WORK TASK
The entries should each be set down again precisely.

*** DATA SUPPLIED ***
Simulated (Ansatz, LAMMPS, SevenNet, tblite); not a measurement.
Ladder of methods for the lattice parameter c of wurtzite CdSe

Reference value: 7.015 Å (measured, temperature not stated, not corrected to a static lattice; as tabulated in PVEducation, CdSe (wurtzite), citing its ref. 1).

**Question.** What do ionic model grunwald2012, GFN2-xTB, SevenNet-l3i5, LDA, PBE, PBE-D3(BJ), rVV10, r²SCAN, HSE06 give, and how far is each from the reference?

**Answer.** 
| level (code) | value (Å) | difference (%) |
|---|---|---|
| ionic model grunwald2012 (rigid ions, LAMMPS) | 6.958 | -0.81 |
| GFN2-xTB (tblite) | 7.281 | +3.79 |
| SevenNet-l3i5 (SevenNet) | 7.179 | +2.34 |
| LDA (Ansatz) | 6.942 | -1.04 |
*** End of DATA SUPPLIED ***

WRITTEN SOLUTION
Simulated (Ansatz, LAMMPS, SevenNet, tblite); not a measurement.
Ladder of methods for the lattice parameter c of wurtzite CdSe

Reference value: 7.015 Å (measured, temperature not stated, not corrected to a static lattice; as tabulated in PVEducation, CdSe (wurtzite), citing its ref. 1).

**Question.** What do ionic model grunwald2012, GFN2-xTB, SevenNet-l3i5, LDA, PBE, PBE-D3(BJ), rVV10, r²SCAN, HSE06 give, and how far is each from the reference?

**Answer.** 
| level (code) | value (Å) | difference (%) |
|---|---|---|
| ionic model grunwald2012 (rigid ions, LAMMPS) | 6.958 | -0.81 |
| GFN2-xTB (tblite) | 7.281 | +3.79 |
| SevenNet-l3i5 (SevenNet) | 7.179 | +2.34 |
| LDA (Ansatz) | 6.942 | -1.04 |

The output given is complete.